EXTRACTED ENTRIES:
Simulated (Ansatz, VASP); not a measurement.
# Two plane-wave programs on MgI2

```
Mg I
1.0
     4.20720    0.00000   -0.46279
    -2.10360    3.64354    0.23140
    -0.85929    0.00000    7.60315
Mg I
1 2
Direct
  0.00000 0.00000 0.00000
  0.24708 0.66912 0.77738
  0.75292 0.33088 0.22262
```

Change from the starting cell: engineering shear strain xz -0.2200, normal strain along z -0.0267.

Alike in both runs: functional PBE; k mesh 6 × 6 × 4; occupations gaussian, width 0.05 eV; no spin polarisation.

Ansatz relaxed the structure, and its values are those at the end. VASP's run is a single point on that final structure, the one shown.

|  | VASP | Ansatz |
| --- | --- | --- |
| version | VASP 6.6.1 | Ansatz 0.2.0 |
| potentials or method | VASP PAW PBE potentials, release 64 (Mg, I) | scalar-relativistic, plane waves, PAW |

ACTIVITY: Using the records above, copy word for word the line with "# Two plane-wave programs on MgI2", the line with "VASP | Ansatz |", and every line between them.

TASK RESULT:
# Two plane-wave programs on MgI2

```
Mg I
1.0
     4.20720    0.00000   -0.46279
    -2.10360    3.64354    0.23140
    -0.85929    0.00000    7.60315
Mg I
1 2
Direct
  0.00000 0.00000 0.00000
  0.24708 0.66912 0.77738
  0.75292 0.33088 0.22262
```

Change from the starting cell: engineering shear strain xz -0.2200, normal strain along z -0.0267.

Alike in both runs: functional PBE; k mesh 6 × 6 × 4; occupations gaussian, width 0.05 eV; no spin polarisation.

Ansatz relaxed the structure, and its values are those at the end. VASP's run is a single point on that final structure, the one shown.

|  | VASP | Ansatz |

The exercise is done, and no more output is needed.